## Work instruction
Restate the whole of the data verbatim, omitting nothing.

## Data records
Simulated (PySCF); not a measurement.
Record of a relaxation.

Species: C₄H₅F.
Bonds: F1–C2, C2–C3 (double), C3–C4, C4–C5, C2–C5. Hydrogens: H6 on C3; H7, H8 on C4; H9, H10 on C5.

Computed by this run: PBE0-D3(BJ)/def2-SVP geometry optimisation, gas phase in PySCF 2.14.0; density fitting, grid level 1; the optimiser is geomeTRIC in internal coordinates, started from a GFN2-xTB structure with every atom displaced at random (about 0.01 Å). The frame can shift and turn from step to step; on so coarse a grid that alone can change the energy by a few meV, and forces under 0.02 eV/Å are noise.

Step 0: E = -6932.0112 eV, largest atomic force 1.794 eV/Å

## Exercise result
Simulated (PySCF); not a measurement.
Record of a relaxation.

Species: C₄H₅F.
Bonds: F1–C2, C2–C3 (double), C3–C4, C4–C5, C2–C5. Hydrogens: H6 on C3; H7, H8 on C4; H9, H10 on C5.

Computed by this run: PBE0-D3(BJ)/def2-SVP geometry optimisation, gas phase in PySCF 2.14.0; density fitting, grid level 1; the optimiser is geomeTRIC in internal coordinates, started from a GFN2-xTB structure with every atom displaced at random (about 0.01 Å). The frame can shift and turn from step to step; on so coarse a grid that alone can change the energy by a few meV, and forces under 0.02 eV/Å are noise.

Step 0: E = -6932.0112 eV, largest atomic force 1.794 eV/Å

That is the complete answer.